*Provided records*.
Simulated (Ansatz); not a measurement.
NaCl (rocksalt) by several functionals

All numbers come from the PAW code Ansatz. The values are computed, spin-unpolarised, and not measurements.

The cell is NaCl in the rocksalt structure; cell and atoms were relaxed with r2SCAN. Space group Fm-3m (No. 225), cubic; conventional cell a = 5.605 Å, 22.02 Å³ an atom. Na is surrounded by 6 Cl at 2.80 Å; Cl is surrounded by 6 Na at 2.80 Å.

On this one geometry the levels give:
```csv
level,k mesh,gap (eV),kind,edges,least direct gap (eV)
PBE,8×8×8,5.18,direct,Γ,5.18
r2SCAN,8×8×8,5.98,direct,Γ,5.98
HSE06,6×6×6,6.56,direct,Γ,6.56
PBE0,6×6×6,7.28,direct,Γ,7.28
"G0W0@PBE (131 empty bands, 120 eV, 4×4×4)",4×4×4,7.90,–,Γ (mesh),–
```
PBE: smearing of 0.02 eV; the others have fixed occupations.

*Required action*. A word-for-word transcription of the material is required.

*Exercise result*.
Simulated (Ansatz); not a measurement.
NaCl (rocksalt) by several functionals

All numbers come from the PAW code Ansatz. The values are computed, spin-unpolarised, and not measurements.

The cell is NaCl in the rocksalt structure; cell and atoms were relaxed with r2SCAN. Space group Fm-3m (No. 225), cubic; conventional cell a = 5.605 Å, 22.02 Å³ an atom. Na is surrounded by 6 Cl at 2.80 Å; Cl is surrounded by 6 Na at 2.80 Å.

On this one geometry the levels give:
```csv
level,k mesh,gap (eV),kind,edges,least direct gap (eV)
PBE,8×8×8,5.18,direct,Γ,5.18
r2SCAN,8×8×8,5.98,direct,Γ,5.98
HSE06,6×6×6,6.56,direct,Γ,6.56
PBE0,6×6×6,7.28,direct,Γ,7.28
"G0W0@PBE (131 empty bands, 120 eV, 4×4×4)",4×4×4,7.90,–,Γ (mesh),–
```
PBE: smearing of 0.02 eV; the others have fixed occupations.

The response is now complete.